Exercise =>
Reproduce only the lines of the material below that start at the line containing "Crystal: Li." and stop at the line containing "Problem. Where does the relaxation end?". Keep both end lines.

━━━━━ Extracted data

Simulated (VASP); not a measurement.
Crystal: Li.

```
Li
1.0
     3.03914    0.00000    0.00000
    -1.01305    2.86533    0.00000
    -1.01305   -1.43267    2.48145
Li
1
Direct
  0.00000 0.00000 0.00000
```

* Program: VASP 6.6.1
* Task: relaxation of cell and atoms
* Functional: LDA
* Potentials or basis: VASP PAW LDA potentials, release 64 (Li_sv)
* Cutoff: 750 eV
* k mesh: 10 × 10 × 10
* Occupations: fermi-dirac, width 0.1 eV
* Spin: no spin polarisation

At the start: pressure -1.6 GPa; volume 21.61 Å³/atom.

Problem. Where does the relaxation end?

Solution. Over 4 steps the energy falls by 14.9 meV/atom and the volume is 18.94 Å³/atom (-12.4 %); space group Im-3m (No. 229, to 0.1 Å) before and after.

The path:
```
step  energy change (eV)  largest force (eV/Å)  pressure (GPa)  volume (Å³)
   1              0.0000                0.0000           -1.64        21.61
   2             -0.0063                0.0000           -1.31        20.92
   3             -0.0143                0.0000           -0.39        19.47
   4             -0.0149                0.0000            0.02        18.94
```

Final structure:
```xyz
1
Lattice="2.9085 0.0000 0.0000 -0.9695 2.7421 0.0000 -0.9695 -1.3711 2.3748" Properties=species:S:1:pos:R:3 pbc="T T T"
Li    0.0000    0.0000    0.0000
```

━━━━━━━━━━

Exercise output =>
Crystal: Li.

```
Li
1.0
     3.03914    0.00000    0.00000
    -1.01305    2.86533    0.00000
    -1.01305   -1.43267    2.48145
Li
1
Direct
  0.00000 0.00000 0.00000
```

* Program: VASP 6.6.1
* Task: relaxation of cell and atoms
* Functional: LDA
* Potentials or basis: VASP PAW LDA potentials, release 64 (Li_sv)
* Cutoff: 750 eV
* k mesh: 10 × 10 × 10
* Occupations: fermi-dirac, width 0.1 eV
* Spin: no spin polarisation

At the start: pressure -1.6 GPa; volume 21.61 Å³/atom.

Problem. Where does the relaxation end?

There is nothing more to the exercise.